- Work instruction: Give an exact copy of the lines from the beginning of the listing below to the "- HOMO energy (PBE0/pcSseg-1): -7.15 eV" line, inclusive.

- Data to examine:
○ ○ ○ ○ ○ ○ ○

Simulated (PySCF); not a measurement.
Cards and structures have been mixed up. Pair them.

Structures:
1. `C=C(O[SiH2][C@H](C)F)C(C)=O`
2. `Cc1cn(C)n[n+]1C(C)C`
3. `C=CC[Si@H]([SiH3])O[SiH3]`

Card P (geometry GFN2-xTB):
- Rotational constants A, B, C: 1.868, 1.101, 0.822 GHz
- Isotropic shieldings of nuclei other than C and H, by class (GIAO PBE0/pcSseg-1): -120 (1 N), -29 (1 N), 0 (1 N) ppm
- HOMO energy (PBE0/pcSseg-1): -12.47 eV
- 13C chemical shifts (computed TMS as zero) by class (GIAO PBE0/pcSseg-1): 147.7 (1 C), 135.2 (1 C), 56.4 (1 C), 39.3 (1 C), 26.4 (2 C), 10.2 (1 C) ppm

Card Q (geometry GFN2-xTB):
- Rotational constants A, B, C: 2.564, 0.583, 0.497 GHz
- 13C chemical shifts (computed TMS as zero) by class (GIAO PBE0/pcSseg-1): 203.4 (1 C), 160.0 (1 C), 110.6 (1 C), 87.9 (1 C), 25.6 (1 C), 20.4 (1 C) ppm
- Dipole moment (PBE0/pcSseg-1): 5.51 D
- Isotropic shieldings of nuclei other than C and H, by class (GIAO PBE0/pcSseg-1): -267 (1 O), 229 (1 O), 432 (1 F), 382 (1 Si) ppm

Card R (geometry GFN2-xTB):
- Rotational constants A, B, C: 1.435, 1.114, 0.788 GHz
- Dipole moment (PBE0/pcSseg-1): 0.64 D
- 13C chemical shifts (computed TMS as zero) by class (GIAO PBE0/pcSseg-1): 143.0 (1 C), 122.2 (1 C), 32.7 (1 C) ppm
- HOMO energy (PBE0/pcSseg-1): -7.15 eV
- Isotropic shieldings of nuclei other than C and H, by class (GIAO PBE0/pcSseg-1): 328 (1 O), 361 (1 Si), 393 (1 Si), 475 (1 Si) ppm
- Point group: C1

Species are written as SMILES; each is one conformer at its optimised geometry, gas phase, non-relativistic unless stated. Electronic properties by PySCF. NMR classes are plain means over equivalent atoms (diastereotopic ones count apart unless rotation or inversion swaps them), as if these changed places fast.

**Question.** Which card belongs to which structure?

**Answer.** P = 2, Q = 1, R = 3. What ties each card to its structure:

○ ○ ○ ○ ○ ○ ○

- Problem solution:
Simulated (PySCF); not a measurement.
Cards and structures have been mixed up. Pair them.

Structures:
1. `C=C(O[SiH2][C@H](C)F)C(C)=O`
2. `Cc1cn(C)n[n+]1C(C)C`
3. `C=CC[Si@H]([SiH3])O[SiH3]`

Card P (geometry GFN2-xTB):
- Rotational constants A, B, C: 1.868, 1.101, 0.822 GHz
- Isotropic shieldings of nuclei other than C and H, by class (GIAO PBE0/pcSseg-1): -120 (1 N), -29 (1 N), 0 (1 N) ppm
- HOMO energy (PBE0/pcSseg-1): -12.47 eV
- 13C chemical shifts (computed TMS as zero) by class (GIAO PBE0/pcSseg-1): 147.7 (1 C), 135.2 (1 C), 56.4 (1 C), 39.3 (1 C), 26.4 (2 C), 10.2 (1 C) ppm

Card Q (geometry GFN2-xTB):
- Rotational constants A, B, C: 2.564, 0.583, 0.497 GHz
- 13C chemical shifts (computed TMS as zero) by class (GIAO PBE0/pcSseg-1): 203.4 (1 C), 160.0 (1 C), 110.6 (1 C), 87.9 (1 C), 25.6 (1 C), 20.4 (1 C) ppm
- Dipole moment (PBE0/pcSseg-1): 5.51 D
- Isotropic shieldings of nuclei other than C and H, by class (GIAO PBE0/pcSseg-1): -267 (1 O), 229 (1 O), 432 (1 F), 382 (1 Si) ppm

Card R (geometry GFN2-xTB):
- Rotational constants A, B, C: 1.435, 1.114, 0.788 GHz
- Dipole moment (PBE0/pcSseg-1): 0.64 D
- 13C chemical shifts (computed TMS as zero) by class (GIAO PBE0/pcSseg-1): 143.0 (1 C), 122.2 (1 C), 32.7 (1 C) ppm
- HOMO energy (PBE0/pcSseg-1): -7.15 eV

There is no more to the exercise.